================================

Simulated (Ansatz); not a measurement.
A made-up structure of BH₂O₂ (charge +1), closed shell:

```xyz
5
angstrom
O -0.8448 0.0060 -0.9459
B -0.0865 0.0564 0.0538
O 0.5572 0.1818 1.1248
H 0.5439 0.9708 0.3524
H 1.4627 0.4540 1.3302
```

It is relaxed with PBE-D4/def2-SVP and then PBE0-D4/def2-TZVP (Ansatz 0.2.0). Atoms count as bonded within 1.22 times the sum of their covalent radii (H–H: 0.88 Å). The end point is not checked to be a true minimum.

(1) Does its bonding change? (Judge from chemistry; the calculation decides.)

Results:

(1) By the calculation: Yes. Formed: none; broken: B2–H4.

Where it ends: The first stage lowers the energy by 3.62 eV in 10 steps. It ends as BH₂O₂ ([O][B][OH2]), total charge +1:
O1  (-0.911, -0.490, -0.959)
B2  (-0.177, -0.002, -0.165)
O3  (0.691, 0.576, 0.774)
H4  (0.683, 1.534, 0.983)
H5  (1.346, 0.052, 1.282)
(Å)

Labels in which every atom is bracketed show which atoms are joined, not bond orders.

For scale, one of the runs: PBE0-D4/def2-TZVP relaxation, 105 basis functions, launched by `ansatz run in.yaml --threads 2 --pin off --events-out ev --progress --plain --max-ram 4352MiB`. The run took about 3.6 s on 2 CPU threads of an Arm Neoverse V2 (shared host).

================================

Assigned task: The expected answer is an exact copy of the lines above, beginning at the line with "(1) Does its" and ending at the line with "Labels in which", with both ends in.

Your solution:
(1) Does its bonding change? (Judge from chemistry; the calculation decides.)

Results:

(1) By the calculation: Yes. Formed: none; broken: B2–H4.

Where it ends: The first stage lowers the energy by 3.62 eV in 10 steps. It ends as BH₂O₂ ([O][B][OH2]), total charge +1:
O1  (-0.911, -0.490, -0.959)
B2  (-0.177, -0.002, -0.165)
O3  (0.691, 0.576, 0.774)
H4  (0.683, 1.534, 0.983)
H5  (1.346, 0.052, 1.282)
(Å)

Labels in which every atom is bracketed show which atoms are joined, not bond orders.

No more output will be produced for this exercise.